__Requirement__: The material is to be repeated exactly, from first line to last.

[Extracted entries Boundary: Start]
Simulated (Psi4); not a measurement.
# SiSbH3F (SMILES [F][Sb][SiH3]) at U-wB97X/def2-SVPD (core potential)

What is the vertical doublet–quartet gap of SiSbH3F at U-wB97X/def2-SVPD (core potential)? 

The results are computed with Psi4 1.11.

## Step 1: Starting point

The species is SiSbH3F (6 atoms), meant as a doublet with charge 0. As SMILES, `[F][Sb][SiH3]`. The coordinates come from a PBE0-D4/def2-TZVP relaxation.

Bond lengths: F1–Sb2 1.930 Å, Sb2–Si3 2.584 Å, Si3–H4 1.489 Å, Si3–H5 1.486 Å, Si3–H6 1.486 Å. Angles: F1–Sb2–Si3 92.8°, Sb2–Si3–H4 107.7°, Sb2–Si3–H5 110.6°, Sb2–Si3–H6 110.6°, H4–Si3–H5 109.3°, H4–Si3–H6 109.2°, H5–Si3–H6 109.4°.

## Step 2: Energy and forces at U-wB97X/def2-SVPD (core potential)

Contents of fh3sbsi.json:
[Extracted entries Boundary: End]

__Exercise solution__:
Simulated (Psi4); not a measurement.
# SiSbH3F (SMILES [F][Sb][SiH3]) at U-wB97X/def2-SVPD (core potential)

What is the vertical doublet–quartet gap of SiSbH3F at U-wB97X/def2-SVPD (core potential)? 

The results are computed with Psi4 1.11.

## Step 1: Starting point

The species is SiSbH3F (6 atoms), meant as a doublet with charge 0. As SMILES, `[F][Sb][SiH3]`. The coordinates come from a PBE0-D4/def2-TZVP relaxation.

Bond lengths: F1–Sb2 1.930 Å, Sb2–Si3 2.584 Å, Si3–H4 1.489 Å, Si3–H5 1.486 Å, Si3–H6 1.486 Å. Angles: F1–Sb2–Si3 92.8°, Sb2–Si3–H4 107.7°, Sb2–Si3–H5 110.6°, Sb2–Si3–H6 110.6°, H4–Si3–H5 109.3°, H4–Si3–H6 109.2°, H5–Si3–H6 109.4°.

## Step 2: Energy and forces at U-wB97X/def2-SVPD (core potential)

Contents of fh3sbsi.json:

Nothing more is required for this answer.